■ Work order ■
Given the entries below, please return each one exactly.

■ Supplied entries ■
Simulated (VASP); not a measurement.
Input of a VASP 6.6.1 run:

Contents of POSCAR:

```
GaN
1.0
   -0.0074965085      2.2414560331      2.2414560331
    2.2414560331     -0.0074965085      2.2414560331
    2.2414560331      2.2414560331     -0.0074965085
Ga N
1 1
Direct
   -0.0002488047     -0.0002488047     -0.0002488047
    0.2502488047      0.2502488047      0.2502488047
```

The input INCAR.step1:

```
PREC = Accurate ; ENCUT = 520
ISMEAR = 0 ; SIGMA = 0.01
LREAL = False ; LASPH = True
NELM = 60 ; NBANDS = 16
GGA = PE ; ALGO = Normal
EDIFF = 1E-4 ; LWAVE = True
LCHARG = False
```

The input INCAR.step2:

■ Solution ■
Simulated (VASP); not a measurement.
Input of a VASP 6.6.1 run:

Contents of POSCAR:

```
GaN
1.0
   -0.0074965085      2.2414560331      2.2414560331
    2.2414560331     -0.0074965085      2.2414560331
    2.2414560331      2.2414560331     -0.0074965085
Ga N
1 1
Direct
   -0.0002488047     -0.0002488047     -0.0002488047
    0.2502488047      0.2502488047      0.2502488047
```

The input INCAR.step1:

```
PREC = Accurate ; ENCUT = 520
ISMEAR = 0 ; SIGMA = 0.01
LREAL = False ; LASPH = True
NELM = 60 ; NBANDS = 16
GGA = PE ; ALGO = Normal
EDIFF = 1E-4 ; LWAVE = True
LCHARG = False
```

The input INCAR.step2:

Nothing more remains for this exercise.